- _Provided records_
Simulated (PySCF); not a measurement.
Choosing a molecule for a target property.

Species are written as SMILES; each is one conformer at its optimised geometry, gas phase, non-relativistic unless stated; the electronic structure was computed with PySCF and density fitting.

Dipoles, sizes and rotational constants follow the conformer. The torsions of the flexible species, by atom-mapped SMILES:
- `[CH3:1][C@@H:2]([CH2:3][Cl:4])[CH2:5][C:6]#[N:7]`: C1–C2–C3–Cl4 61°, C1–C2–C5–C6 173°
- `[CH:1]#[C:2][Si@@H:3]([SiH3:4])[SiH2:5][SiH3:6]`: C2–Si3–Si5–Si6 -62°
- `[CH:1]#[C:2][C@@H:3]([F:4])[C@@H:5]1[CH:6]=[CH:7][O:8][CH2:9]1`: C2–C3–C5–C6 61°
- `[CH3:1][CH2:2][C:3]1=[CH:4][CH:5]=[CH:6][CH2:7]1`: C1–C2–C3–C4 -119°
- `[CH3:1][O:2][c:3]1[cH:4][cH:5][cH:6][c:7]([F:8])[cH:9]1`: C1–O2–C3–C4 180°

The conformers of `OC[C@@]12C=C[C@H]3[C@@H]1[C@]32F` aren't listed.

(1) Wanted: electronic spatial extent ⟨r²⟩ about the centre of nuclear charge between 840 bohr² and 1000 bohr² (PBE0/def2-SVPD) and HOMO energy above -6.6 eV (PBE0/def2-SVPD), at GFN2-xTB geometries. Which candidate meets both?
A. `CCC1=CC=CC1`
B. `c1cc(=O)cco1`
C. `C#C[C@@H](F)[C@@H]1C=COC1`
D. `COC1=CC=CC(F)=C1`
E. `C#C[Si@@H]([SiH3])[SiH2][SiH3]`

- _Action item_
Everything from the first line of the material through the line containing "The conformers of" is to be printed exactly; lines after that are to be left out.

- _Expected answer_
Simulated (PySCF); not a measurement.
Choosing a molecule for a target property.

Species are written as SMILES; each is one conformer at its optimised geometry, gas phase, non-relativistic unless stated; the electronic structure was computed with PySCF and density fitting.

Dipoles, sizes and rotational constants follow the conformer. The torsions of the flexible species, by atom-mapped SMILES:
- `[CH3:1][C@@H:2]([CH2:3][Cl:4])[CH2:5][C:6]#[N:7]`: C1–C2–C3–Cl4 61°, C1–C2–C5–C6 173°
- `[CH:1]#[C:2][Si@@H:3]([SiH3:4])[SiH2:5][SiH3:6]`: C2–Si3–Si5–Si6 -62°
- `[CH:1]#[C:2][C@@H:3]([F:4])[C@@H:5]1[CH:6]=[CH:7][O:8][CH2:9]1`: C2–C3–C5–C6 61°
- `[CH3:1][CH2:2][C:3]1=[CH:4][CH:5]=[CH:6][CH2:7]1`: C1–C2–C3–C4 -119°
- `[CH3:1][O:2][c:3]1[cH:4][cH:5][cH:6][c:7]([F:8])[cH:9]1`: C1–O2–C3–C4 180°

The conformers of `OC[C@@]12C=C[C@H]3[C@@H]1[C@]32F` aren't listed.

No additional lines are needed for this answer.